**ACTIVITY:**
Reproduce this listing from its first line through the line with "- Total energies", inclusive, leaving out all that follows.

*** Opening of STORED DATA ***
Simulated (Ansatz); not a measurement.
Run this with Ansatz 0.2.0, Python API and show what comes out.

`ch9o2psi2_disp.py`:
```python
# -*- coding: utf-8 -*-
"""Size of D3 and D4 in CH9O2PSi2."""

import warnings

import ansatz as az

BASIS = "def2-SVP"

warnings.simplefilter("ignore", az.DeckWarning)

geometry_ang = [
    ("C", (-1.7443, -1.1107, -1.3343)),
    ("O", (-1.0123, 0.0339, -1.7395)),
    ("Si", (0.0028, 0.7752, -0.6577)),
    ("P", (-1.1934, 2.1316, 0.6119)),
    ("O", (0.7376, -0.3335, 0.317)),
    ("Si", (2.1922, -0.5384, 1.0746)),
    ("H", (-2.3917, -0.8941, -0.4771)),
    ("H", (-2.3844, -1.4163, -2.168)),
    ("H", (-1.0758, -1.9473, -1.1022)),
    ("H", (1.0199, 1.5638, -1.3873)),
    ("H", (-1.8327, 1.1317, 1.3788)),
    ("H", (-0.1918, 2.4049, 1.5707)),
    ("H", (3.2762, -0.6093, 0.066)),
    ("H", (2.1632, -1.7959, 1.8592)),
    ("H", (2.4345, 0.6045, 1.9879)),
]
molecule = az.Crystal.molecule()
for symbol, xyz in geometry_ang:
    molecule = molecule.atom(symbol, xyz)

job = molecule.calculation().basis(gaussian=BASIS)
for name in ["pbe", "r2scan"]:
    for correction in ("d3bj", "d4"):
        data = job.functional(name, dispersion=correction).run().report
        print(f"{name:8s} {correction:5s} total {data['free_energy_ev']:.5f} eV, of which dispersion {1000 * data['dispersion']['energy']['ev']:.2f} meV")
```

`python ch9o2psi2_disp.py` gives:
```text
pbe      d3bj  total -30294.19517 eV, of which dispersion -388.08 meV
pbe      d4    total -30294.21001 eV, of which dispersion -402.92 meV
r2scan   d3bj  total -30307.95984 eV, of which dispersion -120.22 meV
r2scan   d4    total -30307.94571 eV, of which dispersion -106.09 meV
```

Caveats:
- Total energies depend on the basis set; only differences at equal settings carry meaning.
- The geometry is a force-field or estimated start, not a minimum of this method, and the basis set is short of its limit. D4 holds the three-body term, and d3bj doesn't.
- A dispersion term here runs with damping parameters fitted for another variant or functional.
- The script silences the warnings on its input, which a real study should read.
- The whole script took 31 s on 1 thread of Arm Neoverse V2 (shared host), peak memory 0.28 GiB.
*** Close of STORED DATA ***

**WRITTEN ANSWER:**
Simulated (Ansatz); not a measurement.
Run this with Ansatz 0.2.0, Python API and show what comes out.

`ch9o2psi2_disp.py`:
```python
# -*- coding: utf-8 -*-
"""Size of D3 and D4 in CH9O2PSi2."""

import warnings

import ansatz as az

BASIS = "def2-SVP"

warnings.simplefilter("ignore", az.DeckWarning)

geometry_ang = [
    ("C", (-1.7443, -1.1107, -1.3343)),
    ("O", (-1.0123, 0.0339, -1.7395)),
    ("Si", (0.0028, 0.7752, -0.6577)),
    ("P", (-1.1934, 2.1316, 0.6119)),
    ("O", (0.7376, -0.3335, 0.317)),
    ("Si", (2.1922, -0.5384, 1.0746)),
    ("H", (-2.3917, -0.8941, -0.4771)),
    ("H", (-2.3844, -1.4163, -2.168)),
    ("H", (-1.0758, -1.9473, -1.1022)),
    ("H", (1.0199, 1.5638, -1.3873)),
    ("H", (-1.8327, 1.1317, 1.3788)),
    ("H", (-0.1918, 2.4049, 1.5707)),
    ("H", (3.2762, -0.6093, 0.066)),
    ("H", (2.1632, -1.7959, 1.8592)),
    ("H", (2.4345, 0.6045, 1.9879)),
]
molecule = az.Crystal.molecule()
for symbol, xyz in geometry_ang:
    molecule = molecule.atom(symbol, xyz)

job = molecule.calculation().basis(gaussian=BASIS)
for name in ["pbe", "r2scan"]:
    for correction in ("d3bj", "d4"):
        data = job.functional(name, dispersion=correction).run().report
        print(f"{name:8s} {correction:5s} total {data['free_energy_ev']:.5f} eV, of which dispersion {1000 * data['dispersion']['energy']['ev']:.2f} meV")
```

`python ch9o2psi2_disp.py` gives:
```text
pbe      d3bj  total -30294.19517 eV, of which dispersion -388.08 meV
pbe      d4    total -30294.21001 eV, of which dispersion -402.92 meV
r2scan   d3bj  total -30307.95984 eV, of which dispersion -120.22 meV
r2scan   d4    total -30307.94571 eV, of which dispersion -106.09 meV
```

Caveats:
- Total energies depend on the basis set; only differences at equal settings carry meaning.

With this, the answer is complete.